**Work instruction:** Please repeat only the stretch of records running from the first line through the line that contains "Solution. One answer".

*** Begin section ***
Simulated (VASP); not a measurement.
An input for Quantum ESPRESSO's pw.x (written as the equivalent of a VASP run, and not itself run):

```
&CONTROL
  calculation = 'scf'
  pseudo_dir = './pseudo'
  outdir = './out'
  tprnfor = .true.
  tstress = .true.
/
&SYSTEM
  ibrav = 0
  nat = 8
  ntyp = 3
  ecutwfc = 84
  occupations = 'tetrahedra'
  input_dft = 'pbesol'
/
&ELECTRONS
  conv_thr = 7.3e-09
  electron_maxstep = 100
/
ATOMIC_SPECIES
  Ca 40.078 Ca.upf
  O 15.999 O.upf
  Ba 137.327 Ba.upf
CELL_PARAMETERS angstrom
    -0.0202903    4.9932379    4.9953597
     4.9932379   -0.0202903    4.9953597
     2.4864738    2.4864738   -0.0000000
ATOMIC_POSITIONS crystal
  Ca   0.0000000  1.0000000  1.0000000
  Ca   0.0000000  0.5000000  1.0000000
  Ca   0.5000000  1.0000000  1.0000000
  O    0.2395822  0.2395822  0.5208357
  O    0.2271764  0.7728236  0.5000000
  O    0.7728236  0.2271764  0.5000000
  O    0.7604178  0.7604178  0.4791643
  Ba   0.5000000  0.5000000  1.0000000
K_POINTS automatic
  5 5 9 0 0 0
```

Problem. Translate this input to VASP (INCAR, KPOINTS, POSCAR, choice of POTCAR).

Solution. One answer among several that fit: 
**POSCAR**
*** End section ***

**Response:**
Simulated (VASP); not a measurement.
An input for Quantum ESPRESSO's pw.x (written as the equivalent of a VASP run, and not itself run):

```
&CONTROL
  calculation = 'scf'
  pseudo_dir = './pseudo'
  outdir = './out'
  tprnfor = .true.
  tstress = .true.
/
&SYSTEM
  ibrav = 0
  nat = 8
  ntyp = 3
  ecutwfc = 84
  occupations = 'tetrahedra'
  input_dft = 'pbesol'
/
&ELECTRONS
  conv_thr = 7.3e-09
  electron_maxstep = 100
/
ATOMIC_SPECIES
  Ca 40.078 Ca.upf
  O 15.999 O.upf
  Ba 137.327 Ba.upf
CELL_PARAMETERS angstrom
    -0.0202903    4.9932379    4.9953597
     4.9932379   -0.0202903    4.9953597
     2.4864738    2.4864738   -0.0000000
ATOMIC_POSITIONS crystal
  Ca   0.0000000  1.0000000  1.0000000
  Ca   0.0000000  0.5000000  1.0000000
  Ca   0.5000000  1.0000000  1.0000000
  O    0.2395822  0.2395822  0.5208357
  O    0.2271764  0.7728236  0.5000000
  O    0.7728236  0.2271764  0.5000000
  O    0.7604178  0.7604178  0.4791643
  Ba   0.5000000  0.5000000  1.0000000
K_POINTS automatic
  5 5 9 0 0 0
```

Problem. Translate this input to VASP (INCAR, KPOINTS, POSCAR, choice of POTCAR).

Solution. One answer among several that fit: 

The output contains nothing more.